*Requirement*
Nothing outside the range below should be printed. Output exactly the lines from the line with "Here is a VASP 6.6.1 calculation." to the line with "Potentials or basis: VASP", both included.

+-------+

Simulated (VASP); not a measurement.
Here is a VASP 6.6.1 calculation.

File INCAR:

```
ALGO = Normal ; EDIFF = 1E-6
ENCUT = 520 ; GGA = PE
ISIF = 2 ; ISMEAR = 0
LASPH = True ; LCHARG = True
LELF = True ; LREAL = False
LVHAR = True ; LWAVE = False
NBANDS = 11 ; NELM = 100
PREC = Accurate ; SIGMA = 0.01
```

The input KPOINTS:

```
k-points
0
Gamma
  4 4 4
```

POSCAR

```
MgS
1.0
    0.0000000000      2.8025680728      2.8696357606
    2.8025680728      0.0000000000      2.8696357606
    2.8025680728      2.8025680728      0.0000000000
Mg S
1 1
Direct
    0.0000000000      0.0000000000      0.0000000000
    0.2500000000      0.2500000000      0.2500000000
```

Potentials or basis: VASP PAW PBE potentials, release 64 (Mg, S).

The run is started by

+-------+

*Written solution*
Here is a VASP 6.6.1 calculation.

File INCAR:

```
ALGO = Normal ; EDIFF = 1E-6
ENCUT = 520 ; GGA = PE
ISIF = 2 ; ISMEAR = 0
LASPH = True ; LCHARG = True
LELF = True ; LREAL = False
LVHAR = True ; LWAVE = False
NBANDS = 11 ; NELM = 100
PREC = Accurate ; SIGMA = 0.01
```

The input KPOINTS:

```
k-points
0
Gamma
  4 4 4
```

POSCAR

```
MgS
1.0
    0.0000000000      2.8025680728      2.8696357606
    2.8025680728      0.0000000000      2.8696357606
    2.8025680728      2.8025680728      0.0000000000
Mg S
1 1
Direct
    0.0000000000      0.0000000000      0.0000000000
    0.2500000000      0.2500000000      0.2500000000
```

Potentials or basis: VASP PAW PBE potentials, release 64 (Mg, S).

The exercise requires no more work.